* _Data to examine_:
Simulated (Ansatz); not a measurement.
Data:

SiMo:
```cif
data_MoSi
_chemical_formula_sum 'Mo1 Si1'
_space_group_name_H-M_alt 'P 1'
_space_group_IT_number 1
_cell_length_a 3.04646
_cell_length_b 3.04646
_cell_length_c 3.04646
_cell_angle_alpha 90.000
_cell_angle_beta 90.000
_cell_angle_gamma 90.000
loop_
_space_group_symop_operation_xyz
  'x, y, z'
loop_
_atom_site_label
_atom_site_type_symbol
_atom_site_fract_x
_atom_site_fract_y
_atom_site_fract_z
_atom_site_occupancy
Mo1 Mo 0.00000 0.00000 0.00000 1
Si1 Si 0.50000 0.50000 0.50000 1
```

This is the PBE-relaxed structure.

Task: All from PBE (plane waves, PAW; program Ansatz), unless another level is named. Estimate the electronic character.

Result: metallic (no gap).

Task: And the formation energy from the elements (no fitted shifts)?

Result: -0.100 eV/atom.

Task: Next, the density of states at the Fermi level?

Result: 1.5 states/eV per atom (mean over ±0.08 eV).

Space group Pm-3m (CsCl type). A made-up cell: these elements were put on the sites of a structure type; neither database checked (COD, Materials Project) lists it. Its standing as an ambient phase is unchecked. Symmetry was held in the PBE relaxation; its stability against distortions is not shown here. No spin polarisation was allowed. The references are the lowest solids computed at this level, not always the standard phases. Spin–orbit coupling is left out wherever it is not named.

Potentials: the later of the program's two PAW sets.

* _Exercise_: Would you output all the records above exactly as written?

* _Exercise result_:
Simulated (Ansatz); not a measurement.
Data:

SiMo:
```cif
data_MoSi
_chemical_formula_sum 'Mo1 Si1'
_space_group_name_H-M_alt 'P 1'
_space_group_IT_number 1
_cell_length_a 3.04646
_cell_length_b 3.04646
_cell_length_c 3.04646
_cell_angle_alpha 90.000
_cell_angle_beta 90.000
_cell_angle_gamma 90.000
loop_
_space_group_symop_operation_xyz
  'x, y, z'
loop_
_atom_site_label
_atom_site_type_symbol
_atom_site_fract_x
_atom_site_fract_y
_atom_site_fract_z
_atom_site_occupancy
Mo1 Mo 0.00000 0.00000 0.00000 1
Si1 Si 0.50000 0.50000 0.50000 1
```

This is the PBE-relaxed structure.

Task: All from PBE (plane waves, PAW; program Ansatz), unless another level is named. Estimate the electronic character.

Result: metallic (no gap).

Task: And the formation energy from the elements (no fitted shifts)?

Result: -0.100 eV/atom.

Task: Next, the density of states at the Fermi level?

Result: 1.5 states/eV per atom (mean over ±0.08 eV).

Space group Pm-3m (CsCl type). A made-up cell: these elements were put on the sites of a structure type; neither database checked (COD, Materials Project) lists it. Its standing as an ambient phase is unchecked. Symmetry was held in the PBE relaxation; its stability against distortions is not shown here. No spin polarisation was allowed. The references are the lowest solids computed at this level, not always the standard phases. Spin–orbit coupling is left out wherever it is not named.

Potentials: the later of the program's two PAW sets.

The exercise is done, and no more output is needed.